**Work instruction**
When you reach the line containing "18 × 18 × 18" in the entries below, begin reproducing lines exactly, and stop once the line containing "Caveat: the cell" is done.

**Excerpted records**
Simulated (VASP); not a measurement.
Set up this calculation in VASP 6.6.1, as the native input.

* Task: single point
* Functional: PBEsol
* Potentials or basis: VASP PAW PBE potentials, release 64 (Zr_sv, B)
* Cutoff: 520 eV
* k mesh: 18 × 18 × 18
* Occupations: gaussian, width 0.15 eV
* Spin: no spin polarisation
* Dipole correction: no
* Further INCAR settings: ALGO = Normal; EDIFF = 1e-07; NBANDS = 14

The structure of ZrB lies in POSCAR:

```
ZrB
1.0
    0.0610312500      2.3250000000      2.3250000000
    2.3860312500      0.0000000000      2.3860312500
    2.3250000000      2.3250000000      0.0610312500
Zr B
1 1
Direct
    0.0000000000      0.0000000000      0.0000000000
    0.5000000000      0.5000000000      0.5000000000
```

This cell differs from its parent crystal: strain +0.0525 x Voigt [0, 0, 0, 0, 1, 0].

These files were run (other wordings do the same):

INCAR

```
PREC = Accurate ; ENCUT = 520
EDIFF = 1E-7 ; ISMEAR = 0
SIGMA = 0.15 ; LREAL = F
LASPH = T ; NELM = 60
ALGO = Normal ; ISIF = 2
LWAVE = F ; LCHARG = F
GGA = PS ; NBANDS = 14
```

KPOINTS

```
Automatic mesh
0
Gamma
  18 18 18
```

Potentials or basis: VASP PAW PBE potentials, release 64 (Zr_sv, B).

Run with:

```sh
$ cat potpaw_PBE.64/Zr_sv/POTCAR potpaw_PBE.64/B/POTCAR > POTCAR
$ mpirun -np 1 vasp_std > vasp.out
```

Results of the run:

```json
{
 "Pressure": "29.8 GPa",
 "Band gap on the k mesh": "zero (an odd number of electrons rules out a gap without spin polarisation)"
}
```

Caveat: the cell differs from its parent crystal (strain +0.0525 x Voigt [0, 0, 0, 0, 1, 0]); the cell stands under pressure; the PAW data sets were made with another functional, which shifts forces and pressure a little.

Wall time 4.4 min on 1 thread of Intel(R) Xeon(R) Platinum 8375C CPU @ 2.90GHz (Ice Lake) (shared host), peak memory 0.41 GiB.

**Task output**
* k mesh: 18 × 18 × 18
* Occupations: gaussian, width 0.15 eV
* Spin: no spin polarisation
* Dipole correction: no
* Further INCAR settings: ALGO = Normal; EDIFF = 1e-07; NBANDS = 14

The structure of ZrB lies in POSCAR:

```
ZrB
1.0
    0.0610312500      2.3250000000      2.3250000000
    2.3860312500      0.0000000000      2.3860312500
    2.3250000000      2.3250000000      0.0610312500
Zr B
1 1
Direct
    0.0000000000      0.0000000000      0.0000000000
    0.5000000000      0.5000000000      0.5000000000
```

This cell differs from its parent crystal: strain +0.0525 x Voigt [0, 0, 0, 0, 1, 0].

These files were run (other wordings do the same):

INCAR

```
PREC = Accurate ; ENCUT = 520
EDIFF = 1E-7 ; ISMEAR = 0
SIGMA = 0.15 ; LREAL = F
LASPH = T ; NELM = 60
ALGO = Normal ; ISIF = 2
LWAVE = F ; LCHARG = F
GGA = PS ; NBANDS = 14
```

KPOINTS

```
Automatic mesh
0
Gamma
  18 18 18
```

Potentials or basis: VASP PAW PBE potentials, release 64 (Zr_sv, B).

Run with:

```sh
$ cat potpaw_PBE.64/Zr_sv/POTCAR potpaw_PBE.64/B/POTCAR > POTCAR
$ mpirun -np 1 vasp_std > vasp.out
```

Results of the run:

```json
{
 "Pressure": "29.8 GPa",
 "Band gap on the k mesh": "zero (an odd number of electrons rules out a gap without spin polarisation)"
}
```

Caveat: the cell differs from its parent crystal (strain +0.0525 x Voigt [0, 0, 0, 0, 1, 0]); the cell stands under pressure; the PAW data sets were made with another functional, which shifts forces and pressure a little.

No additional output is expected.